EXERCISE =
Could you set down exactly the lines of the data below, starting at the one that holds "A ball-and-stick model, seen at a tilt." and ending at the one that holds "Question: What did", both included, and only those?

DATASET EXCERPTS =
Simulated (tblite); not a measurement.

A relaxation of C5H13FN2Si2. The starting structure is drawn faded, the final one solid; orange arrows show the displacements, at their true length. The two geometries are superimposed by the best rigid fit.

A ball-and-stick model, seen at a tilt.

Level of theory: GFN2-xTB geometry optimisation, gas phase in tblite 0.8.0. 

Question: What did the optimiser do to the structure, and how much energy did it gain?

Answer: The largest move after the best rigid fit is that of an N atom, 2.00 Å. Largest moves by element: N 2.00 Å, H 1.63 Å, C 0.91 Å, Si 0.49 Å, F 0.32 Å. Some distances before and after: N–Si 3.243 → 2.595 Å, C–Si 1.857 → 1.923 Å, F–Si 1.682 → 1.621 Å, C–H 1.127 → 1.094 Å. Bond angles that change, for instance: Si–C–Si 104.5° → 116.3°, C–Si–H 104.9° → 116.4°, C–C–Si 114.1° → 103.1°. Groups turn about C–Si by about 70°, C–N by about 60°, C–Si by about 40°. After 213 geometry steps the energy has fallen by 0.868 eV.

EXERCISE RESULT =
A ball-and-stick model, seen at a tilt.

Level of theory: GFN2-xTB geometry optimisation, gas phase in tblite 0.8.0. 

Question: What did the optimiser do to the structure, and how much energy did it gain?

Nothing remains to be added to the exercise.